**Stored data:**
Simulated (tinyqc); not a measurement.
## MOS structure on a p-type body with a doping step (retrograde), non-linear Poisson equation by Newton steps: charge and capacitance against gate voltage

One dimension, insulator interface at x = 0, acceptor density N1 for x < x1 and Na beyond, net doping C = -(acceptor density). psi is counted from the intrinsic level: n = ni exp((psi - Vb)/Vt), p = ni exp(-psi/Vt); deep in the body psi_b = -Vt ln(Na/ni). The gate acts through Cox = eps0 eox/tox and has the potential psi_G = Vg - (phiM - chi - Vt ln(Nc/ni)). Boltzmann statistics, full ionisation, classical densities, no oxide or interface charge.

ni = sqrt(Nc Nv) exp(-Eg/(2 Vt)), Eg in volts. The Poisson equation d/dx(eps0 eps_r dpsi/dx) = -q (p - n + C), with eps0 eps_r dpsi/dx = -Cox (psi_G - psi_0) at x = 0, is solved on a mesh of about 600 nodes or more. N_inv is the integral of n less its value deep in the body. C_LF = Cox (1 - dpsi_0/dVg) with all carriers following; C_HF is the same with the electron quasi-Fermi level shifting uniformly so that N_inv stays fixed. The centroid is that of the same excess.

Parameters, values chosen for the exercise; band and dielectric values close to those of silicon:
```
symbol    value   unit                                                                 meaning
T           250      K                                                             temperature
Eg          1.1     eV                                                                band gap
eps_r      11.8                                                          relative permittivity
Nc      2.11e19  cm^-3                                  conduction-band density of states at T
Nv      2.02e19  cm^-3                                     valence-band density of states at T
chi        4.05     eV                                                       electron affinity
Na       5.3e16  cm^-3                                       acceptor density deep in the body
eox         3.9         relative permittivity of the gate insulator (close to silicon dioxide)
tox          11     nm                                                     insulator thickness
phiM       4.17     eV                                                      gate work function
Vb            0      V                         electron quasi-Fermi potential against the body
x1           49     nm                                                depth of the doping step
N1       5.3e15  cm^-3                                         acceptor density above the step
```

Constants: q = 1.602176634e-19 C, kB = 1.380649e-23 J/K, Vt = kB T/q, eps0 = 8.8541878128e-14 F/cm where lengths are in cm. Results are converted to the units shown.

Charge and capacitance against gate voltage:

**Work item:** Could you restate word for word the lines above, from the one that contains "Parameters, values chosen" through the one that contains "Constants: q = 1.602176634e-19", and no others?

**Exercise answer:**
Parameters, values chosen for the exercise; band and dielectric values close to those of silicon:
```
symbol    value   unit                                                                 meaning
T           250      K                                                             temperature
Eg          1.1     eV                                                                band gap
eps_r      11.8                                                          relative permittivity
Nc      2.11e19  cm^-3                                  conduction-band density of states at T
Nv      2.02e19  cm^-3                                     valence-band density of states at T
chi        4.05     eV                                                       electron affinity
Na       5.3e16  cm^-3                                       acceptor density deep in the body
eox         3.9         relative permittivity of the gate insulator (close to silicon dioxide)
tox          11     nm                                                     insulator thickness
phiM       4.17     eV                                                      gate work function
Vb            0      V                         electron quasi-Fermi potential against the body
x1           49     nm                                                depth of the doping step
N1       5.3e15  cm^-3                                         acceptor density above the step
```

Constants: q = 1.602176634e-19 C, kB = 1.380649e-23 J/K, Vt = kB T/q, eps0 = 8.8541878128e-14 F/cm where lengths are in cm. Results are converted to the units shown.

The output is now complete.